┌────────

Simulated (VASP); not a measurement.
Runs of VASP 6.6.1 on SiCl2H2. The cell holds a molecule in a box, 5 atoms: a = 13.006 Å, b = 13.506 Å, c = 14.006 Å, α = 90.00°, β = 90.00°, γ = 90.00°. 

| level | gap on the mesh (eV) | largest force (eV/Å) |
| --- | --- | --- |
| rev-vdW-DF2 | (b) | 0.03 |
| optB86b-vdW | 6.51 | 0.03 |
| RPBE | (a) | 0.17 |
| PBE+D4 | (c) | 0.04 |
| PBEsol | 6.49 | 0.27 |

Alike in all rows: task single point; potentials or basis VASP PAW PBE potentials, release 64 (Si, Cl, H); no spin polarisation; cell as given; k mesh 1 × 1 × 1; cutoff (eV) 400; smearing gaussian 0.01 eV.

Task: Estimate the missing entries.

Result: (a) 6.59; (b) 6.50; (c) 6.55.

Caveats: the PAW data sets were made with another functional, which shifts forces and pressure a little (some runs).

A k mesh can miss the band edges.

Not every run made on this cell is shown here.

└────────

## Requirement
Each line from the start of the records through the line holding "A k mesh can miss the band edges." must be returned exactly; nothing else belongs in the answer.

## Exercise solution
Simulated (VASP); not a measurement.
Runs of VASP 6.6.1 on SiCl2H2. The cell holds a molecule in a box, 5 atoms: a = 13.006 Å, b = 13.506 Å, c = 14.006 Å, α = 90.00°, β = 90.00°, γ = 90.00°. 

| level | gap on the mesh (eV) | largest force (eV/Å) |
| --- | --- | --- |
| rev-vdW-DF2 | (b) | 0.03 |
| optB86b-vdW | 6.51 | 0.03 |
| RPBE | (a) | 0.17 |
| PBE+D4 | (c) | 0.04 |
| PBEsol | 6.49 | 0.27 |

Alike in all rows: task single point; potentials or basis VASP PAW PBE potentials, release 64 (Si, Cl, H); no spin polarisation; cell as given; k mesh 1 × 1 × 1; cutoff (eV) 400; smearing gaussian 0.01 eV.

Task: Estimate the missing entries.

Result: (a) 6.59; (b) 6.50; (c) 6.55.

Caveats: the PAW data sets were made with another functional, which shifts forces and pressure a little (some runs).

A k mesh can miss the band edges.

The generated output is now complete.